Work task:
In your reply, write out each entry exactly as given.

Dataset extract:
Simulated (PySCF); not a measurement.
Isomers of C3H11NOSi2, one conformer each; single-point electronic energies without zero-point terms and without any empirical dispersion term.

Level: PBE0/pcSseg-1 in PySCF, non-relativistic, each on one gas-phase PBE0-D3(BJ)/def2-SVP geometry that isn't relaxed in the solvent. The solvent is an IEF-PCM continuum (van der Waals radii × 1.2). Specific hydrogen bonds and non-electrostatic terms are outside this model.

Response:
Simulated (PySCF); not a measurement.
Isomers of C3H11NOSi2, one conformer each; single-point electronic energies without zero-point terms and without any empirical dispersion term.

Level: PBE0/pcSseg-1 in PySCF, non-relativistic, each on one gas-phase PBE0-D3(BJ)/def2-SVP geometry that isn't relaxed in the solvent. The solvent is an IEF-PCM continuum (van der Waals radii × 1.2). Specific hydrogen bonds and non-electrostatic terms are outside this model.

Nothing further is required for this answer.